# ACTION ITEM
Only the lines from the top of the material through the line containing "-116.23 u·Å² |" should be restated, each one exactly.

# DATASET CONTENT
■ ■ ■ ■

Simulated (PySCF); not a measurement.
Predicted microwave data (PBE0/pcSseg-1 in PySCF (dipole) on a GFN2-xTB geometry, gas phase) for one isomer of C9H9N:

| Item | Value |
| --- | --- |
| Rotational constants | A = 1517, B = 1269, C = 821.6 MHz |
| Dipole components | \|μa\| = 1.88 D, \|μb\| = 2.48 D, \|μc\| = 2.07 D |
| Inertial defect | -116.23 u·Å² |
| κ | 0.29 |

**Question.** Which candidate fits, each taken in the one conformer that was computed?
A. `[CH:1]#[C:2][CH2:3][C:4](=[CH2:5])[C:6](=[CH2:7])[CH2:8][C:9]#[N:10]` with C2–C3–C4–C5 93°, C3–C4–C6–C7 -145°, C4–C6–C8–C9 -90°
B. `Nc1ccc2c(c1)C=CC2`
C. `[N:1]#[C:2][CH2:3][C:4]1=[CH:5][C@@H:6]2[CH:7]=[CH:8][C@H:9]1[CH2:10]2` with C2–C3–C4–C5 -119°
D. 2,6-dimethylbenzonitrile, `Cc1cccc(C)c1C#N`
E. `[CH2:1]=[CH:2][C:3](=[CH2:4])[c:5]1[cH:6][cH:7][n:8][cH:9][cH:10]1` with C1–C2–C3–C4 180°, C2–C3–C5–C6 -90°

■ ■ ■ ■

# WRITTEN ANSWER
Simulated (PySCF); not a measurement.
Predicted microwave data (PBE0/pcSseg-1 in PySCF (dipole) on a GFN2-xTB geometry, gas phase) for one isomer of C9H9N:

| Item | Value |
| --- | --- |
| Rotational constants | A = 1517, B = 1269, C = 821.6 MHz |
| Dipole components | \|μa\| = 1.88 D, \|μb\| = 2.48 D, \|μc\| = 2.07 D |
| Inertial defect | -116.23 u·Å² |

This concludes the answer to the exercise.